## Data under study
BEGIN
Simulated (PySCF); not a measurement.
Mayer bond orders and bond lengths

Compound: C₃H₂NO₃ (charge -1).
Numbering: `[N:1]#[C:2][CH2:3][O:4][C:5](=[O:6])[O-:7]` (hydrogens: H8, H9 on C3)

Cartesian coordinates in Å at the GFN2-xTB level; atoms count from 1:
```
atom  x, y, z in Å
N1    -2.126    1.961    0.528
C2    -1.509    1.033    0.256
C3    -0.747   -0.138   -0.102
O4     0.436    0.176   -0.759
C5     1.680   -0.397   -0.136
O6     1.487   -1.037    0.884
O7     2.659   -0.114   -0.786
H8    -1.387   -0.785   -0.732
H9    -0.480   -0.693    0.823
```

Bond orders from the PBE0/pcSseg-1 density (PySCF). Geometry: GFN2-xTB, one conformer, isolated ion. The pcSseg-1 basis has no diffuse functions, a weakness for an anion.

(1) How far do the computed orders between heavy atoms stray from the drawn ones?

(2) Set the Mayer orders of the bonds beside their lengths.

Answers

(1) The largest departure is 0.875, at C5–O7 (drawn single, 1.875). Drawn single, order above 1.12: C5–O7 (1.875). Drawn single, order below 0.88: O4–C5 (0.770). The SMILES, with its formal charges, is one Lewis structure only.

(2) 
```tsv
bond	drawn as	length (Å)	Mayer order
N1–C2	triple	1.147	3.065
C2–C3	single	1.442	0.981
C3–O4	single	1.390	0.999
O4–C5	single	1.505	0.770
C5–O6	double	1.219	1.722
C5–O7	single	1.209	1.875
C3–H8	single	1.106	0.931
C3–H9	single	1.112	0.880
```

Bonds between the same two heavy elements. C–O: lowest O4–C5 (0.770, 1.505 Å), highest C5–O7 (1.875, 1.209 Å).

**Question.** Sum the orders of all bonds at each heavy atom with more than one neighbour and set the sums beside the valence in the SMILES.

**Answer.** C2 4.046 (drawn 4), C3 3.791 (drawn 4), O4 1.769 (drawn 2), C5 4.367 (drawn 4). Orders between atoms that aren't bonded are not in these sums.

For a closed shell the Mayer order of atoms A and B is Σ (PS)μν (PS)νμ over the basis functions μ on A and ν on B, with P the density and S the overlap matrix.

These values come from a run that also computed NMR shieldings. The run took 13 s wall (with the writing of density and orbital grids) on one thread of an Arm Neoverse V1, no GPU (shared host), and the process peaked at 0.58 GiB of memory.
END

## Activity
Restate verbatim all lines from the start of the data through the line containing "For a closed", with both ends kept.

## Written reply
Simulated (PySCF); not a measurement.
Mayer bond orders and bond lengths

Compound: C₃H₂NO₃ (charge -1).
Numbering: `[N:1]#[C:2][CH2:3][O:4][C:5](=[O:6])[O-:7]` (hydrogens: H8, H9 on C3)

Cartesian coordinates in Å at the GFN2-xTB level; atoms count from 1:
```
atom  x, y, z in Å
N1    -2.126    1.961    0.528
C2    -1.509    1.033    0.256
C3    -0.747   -0.138   -0.102
O4     0.436    0.176   -0.759
C5     1.680   -0.397   -0.136
O6     1.487   -1.037    0.884
O7     2.659   -0.114   -0.786
H8    -1.387   -0.785   -0.732
H9    -0.480   -0.693    0.823
```

Bond orders from the PBE0/pcSseg-1 density (PySCF). Geometry: GFN2-xTB, one conformer, isolated ion. The pcSseg-1 basis has no diffuse functions, a weakness for an anion.

(1) How far do the computed orders between heavy atoms stray from the drawn ones?

(2) Set the Mayer orders of the bonds beside their lengths.

Answers

(1) The largest departure is 0.875, at C5–O7 (drawn single, 1.875). Drawn single, order above 1.12: C5–O7 (1.875). Drawn single, order below 0.88: O4–C5 (0.770). The SMILES, with its formal charges, is one Lewis structure only.

(2) 
```tsv
bond	drawn as	length (Å)	Mayer order
N1–C2	triple	1.147	3.065
C2–C3	single	1.442	0.981
C3–O4	single	1.390	0.999
O4–C5	single	1.505	0.770
C5–O6	double	1.219	1.722
C5–O7	single	1.209	1.875
C3–H8	single	1.106	0.931
C3–H9	single	1.112	0.880
```

Bonds between the same two heavy elements. C–O: lowest O4–C5 (0.770, 1.505 Å), highest C5–O7 (1.875, 1.209 Å).

**Question.** Sum the orders of all bonds at each heavy atom with more than one neighbour and set the sums beside the valence in the SMILES.

**Answer.** C2 4.046 (drawn 4), C3 3.791 (drawn 4), O4 1.769 (drawn 2), C5 4.367 (drawn 4). Orders between atoms that aren't bonded are not in these sums.

For a closed shell the Mayer order of atoms A and B is Σ (PS)μν (PS)νμ over the basis functions μ on A and ν on B, with P the density and S the overlap matrix.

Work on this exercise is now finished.